**ACTIVITY**:
Everything in the records below should be set down again, word for word.

**ENTRIES PROVIDED**:
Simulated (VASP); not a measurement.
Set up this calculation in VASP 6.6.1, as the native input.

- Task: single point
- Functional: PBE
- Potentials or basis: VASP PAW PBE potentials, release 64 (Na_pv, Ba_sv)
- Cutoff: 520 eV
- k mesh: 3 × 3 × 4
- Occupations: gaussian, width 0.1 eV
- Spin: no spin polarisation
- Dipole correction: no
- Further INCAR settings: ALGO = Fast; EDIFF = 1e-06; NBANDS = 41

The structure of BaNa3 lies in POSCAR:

**RESULT**:
Simulated (VASP); not a measurement.
Set up this calculation in VASP 6.6.1, as the native input.

- Task: single point
- Functional: PBE
- Potentials or basis: VASP PAW PBE potentials, release 64 (Na_pv, Ba_sv)
- Cutoff: 520 eV
- k mesh: 3 × 3 × 4
- Occupations: gaussian, width 0.1 eV
- Spin: no spin polarisation
- Dipole correction: no
- Further INCAR settings: ALGO = Fast; EDIFF = 1e-06; NBANDS = 41

The structure of BaNa3 lies in POSCAR:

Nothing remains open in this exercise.